START RECORD EXCERPTS

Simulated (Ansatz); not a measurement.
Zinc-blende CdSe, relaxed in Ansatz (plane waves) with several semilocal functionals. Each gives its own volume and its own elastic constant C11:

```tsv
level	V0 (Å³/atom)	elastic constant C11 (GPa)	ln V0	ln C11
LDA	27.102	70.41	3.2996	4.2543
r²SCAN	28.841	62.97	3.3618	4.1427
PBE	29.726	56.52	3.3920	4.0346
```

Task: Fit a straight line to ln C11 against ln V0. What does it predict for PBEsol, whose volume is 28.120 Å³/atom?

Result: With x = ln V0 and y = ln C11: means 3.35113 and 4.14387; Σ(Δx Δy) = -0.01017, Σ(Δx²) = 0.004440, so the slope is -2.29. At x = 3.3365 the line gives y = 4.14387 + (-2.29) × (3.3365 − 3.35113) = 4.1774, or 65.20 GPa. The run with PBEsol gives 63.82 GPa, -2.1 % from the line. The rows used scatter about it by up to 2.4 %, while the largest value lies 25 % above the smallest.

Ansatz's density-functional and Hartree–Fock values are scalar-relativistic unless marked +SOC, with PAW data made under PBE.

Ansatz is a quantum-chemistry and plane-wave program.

END RECORD EXCERPTS

The lines needed are the ones from the first line of the entries through the line that contains "Ansatz's density-functional and", given again without any change.

> [WRITTEN ANSWER]
Simulated (Ansatz); not a measurement.
Zinc-blende CdSe, relaxed in Ansatz (plane waves) with several semilocal functionals. Each gives its own volume and its own elastic constant C11:

```tsv
level	V0 (Å³/atom)	elastic constant C11 (GPa)	ln V0	ln C11
LDA	27.102	70.41	3.2996	4.2543
r²SCAN	28.841	62.97	3.3618	4.1427
PBE	29.726	56.52	3.3920	4.0346
```

Task: Fit a straight line to ln C11 against ln V0. What does it predict for PBEsol, whose volume is 28.120 Å³/atom?

Result: With x = ln V0 and y = ln C11: means 3.35113 and 4.14387; Σ(Δx Δy) = -0.01017, Σ(Δx²) = 0.004440, so the slope is -2.29. At x = 3.3365 the line gives y = 4.14387 + (-2.29) × (3.3365 − 3.35113) = 4.1774, or 65.20 GPa. The run with PBEsol gives 63.82 GPa, -2.1 % from the line. The rows used scatter about it by up to 2.4 %, while the largest value lies 25 % above the smallest.

Ansatz's density-functional and Hartree–Fock values are scalar-relativistic unless marked +SOC, with PAW data made under PBE.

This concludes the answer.